- [Activity]: Reproduce all the entries exactly.

- [Given information]:
Segment Open

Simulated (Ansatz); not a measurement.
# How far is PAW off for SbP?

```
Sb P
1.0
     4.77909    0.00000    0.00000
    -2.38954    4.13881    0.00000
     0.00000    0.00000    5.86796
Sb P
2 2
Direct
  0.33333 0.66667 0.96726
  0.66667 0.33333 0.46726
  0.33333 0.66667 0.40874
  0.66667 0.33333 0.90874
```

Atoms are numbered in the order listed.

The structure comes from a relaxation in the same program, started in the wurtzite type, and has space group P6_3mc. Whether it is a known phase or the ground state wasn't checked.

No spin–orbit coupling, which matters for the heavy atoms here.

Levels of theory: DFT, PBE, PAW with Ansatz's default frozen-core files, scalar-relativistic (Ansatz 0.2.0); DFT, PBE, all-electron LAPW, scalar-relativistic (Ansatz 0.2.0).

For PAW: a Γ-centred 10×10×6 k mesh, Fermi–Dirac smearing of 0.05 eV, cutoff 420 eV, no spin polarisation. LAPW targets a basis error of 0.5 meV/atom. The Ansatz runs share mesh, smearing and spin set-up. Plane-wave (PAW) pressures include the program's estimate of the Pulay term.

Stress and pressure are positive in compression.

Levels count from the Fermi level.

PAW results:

Segment Closed

- [Response box]:
Simulated (Ansatz); not a measurement.
# How far is PAW off for SbP?

```
Sb P
1.0
     4.77909    0.00000    0.00000
    -2.38954    4.13881    0.00000
     0.00000    0.00000    5.86796
Sb P
2 2
Direct
  0.33333 0.66667 0.96726
  0.66667 0.33333 0.46726
  0.33333 0.66667 0.40874
  0.66667 0.33333 0.90874
```

Atoms are numbered in the order listed.

The structure comes from a relaxation in the same program, started in the wurtzite type, and has space group P6_3mc. Whether it is a known phase or the ground state wasn't checked.

No spin–orbit coupling, which matters for the heavy atoms here.

Levels of theory: DFT, PBE, PAW with Ansatz's default frozen-core files, scalar-relativistic (Ansatz 0.2.0); DFT, PBE, all-electron LAPW, scalar-relativistic (Ansatz 0.2.0).

For PAW: a Γ-centred 10×10×6 k mesh, Fermi–Dirac smearing of 0.05 eV, cutoff 420 eV, no spin polarisation. LAPW targets a basis error of 0.5 meV/atom. The Ansatz runs share mesh, smearing and spin set-up. Plane-wave (PAW) pressures include the program's estimate of the Pulay term.

Stress and pressure are positive in compression.

Levels count from the Fermi level.

PAW results:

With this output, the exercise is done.